## TASK ITEM
Retype exactly the lines that run from the start of the data to the line holding "- H13/H14/H15/H16/H17/H18: 0.89", including both, and only those.

──────── SOURCE MATERIAL

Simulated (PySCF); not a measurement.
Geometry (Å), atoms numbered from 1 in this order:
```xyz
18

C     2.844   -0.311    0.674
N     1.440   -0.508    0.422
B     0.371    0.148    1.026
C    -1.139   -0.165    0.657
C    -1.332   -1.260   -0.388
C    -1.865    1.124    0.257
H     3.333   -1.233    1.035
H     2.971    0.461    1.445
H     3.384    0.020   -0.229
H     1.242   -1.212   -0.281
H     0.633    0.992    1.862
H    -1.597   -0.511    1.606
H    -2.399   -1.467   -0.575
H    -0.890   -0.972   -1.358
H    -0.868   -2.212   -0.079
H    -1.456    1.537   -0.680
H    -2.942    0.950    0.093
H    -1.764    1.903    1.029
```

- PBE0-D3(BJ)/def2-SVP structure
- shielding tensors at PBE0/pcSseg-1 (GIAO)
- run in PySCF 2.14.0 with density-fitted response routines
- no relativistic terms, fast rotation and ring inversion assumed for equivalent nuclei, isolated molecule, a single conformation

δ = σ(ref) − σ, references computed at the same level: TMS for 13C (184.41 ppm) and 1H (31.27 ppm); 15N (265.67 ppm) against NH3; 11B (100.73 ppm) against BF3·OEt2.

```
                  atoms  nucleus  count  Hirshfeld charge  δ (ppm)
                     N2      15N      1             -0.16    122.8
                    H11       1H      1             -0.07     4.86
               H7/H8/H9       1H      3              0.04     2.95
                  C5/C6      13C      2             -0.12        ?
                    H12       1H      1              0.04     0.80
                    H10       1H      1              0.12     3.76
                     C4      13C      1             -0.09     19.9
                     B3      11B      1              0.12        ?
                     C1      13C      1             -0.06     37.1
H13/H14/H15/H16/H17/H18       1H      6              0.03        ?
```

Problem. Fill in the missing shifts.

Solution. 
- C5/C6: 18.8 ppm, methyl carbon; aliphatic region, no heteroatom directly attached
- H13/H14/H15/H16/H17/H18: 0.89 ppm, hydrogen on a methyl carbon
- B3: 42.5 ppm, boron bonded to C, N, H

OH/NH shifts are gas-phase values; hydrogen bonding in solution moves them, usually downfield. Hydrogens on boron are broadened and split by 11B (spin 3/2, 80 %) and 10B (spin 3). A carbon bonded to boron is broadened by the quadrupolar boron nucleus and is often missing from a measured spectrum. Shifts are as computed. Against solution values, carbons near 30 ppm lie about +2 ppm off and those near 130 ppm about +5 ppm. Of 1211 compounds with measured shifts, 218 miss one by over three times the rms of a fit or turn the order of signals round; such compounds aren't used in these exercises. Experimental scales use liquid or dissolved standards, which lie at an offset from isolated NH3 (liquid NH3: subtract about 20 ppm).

────────────────

## TASK RESPONSE
Simulated (PySCF); not a measurement.
Geometry (Å), atoms numbered from 1 in this order:
```xyz
18

C     2.844   -0.311    0.674
N     1.440   -0.508    0.422
B     0.371    0.148    1.026
C    -1.139   -0.165    0.657
C    -1.332   -1.260   -0.388
C    -1.865    1.124    0.257
H     3.333   -1.233    1.035
H     2.971    0.461    1.445
H     3.384    0.020   -0.229
H     1.242   -1.212   -0.281
H     0.633    0.992    1.862
H    -1.597   -0.511    1.606
H    -2.399   -1.467   -0.575
H    -0.890   -0.972   -1.358
H    -0.868   -2.212   -0.079
H    -1.456    1.537   -0.680
H    -2.942    0.950    0.093
H    -1.764    1.903    1.029
```

- PBE0-D3(BJ)/def2-SVP structure
- shielding tensors at PBE0/pcSseg-1 (GIAO)
- run in PySCF 2.14.0 with density-fitted response routines
- no relativistic terms, fast rotation and ring inversion assumed for equivalent nuclei, isolated molecule, a single conformation

δ = σ(ref) − σ, references computed at the same level: TMS for 13C (184.41 ppm) and 1H (31.27 ppm); 15N (265.67 ppm) against NH3; 11B (100.73 ppm) against BF3·OEt2.

```
                  atoms  nucleus  count  Hirshfeld charge  δ (ppm)
                     N2      15N      1             -0.16    122.8
                    H11       1H      1             -0.07     4.86
               H7/H8/H9       1H      3              0.04     2.95
                  C5/C6      13C      2             -0.12        ?
                    H12       1H      1              0.04     0.80
                    H10       1H      1              0.12     3.76
                     C4      13C      1             -0.09     19.9
                     B3      11B      1              0.12        ?
                     C1      13C      1             -0.06     37.1
H13/H14/H15/H16/H17/H18       1H      6              0.03        ?
```

Problem. Fill in the missing shifts.

Solution. 
- C5/C6: 18.8 ppm, methyl carbon; aliphatic region, no heteroatom directly attached
- H13/H14/H15/H16/H17/H18: 0.89 ppm, hydrogen on a methyl carbon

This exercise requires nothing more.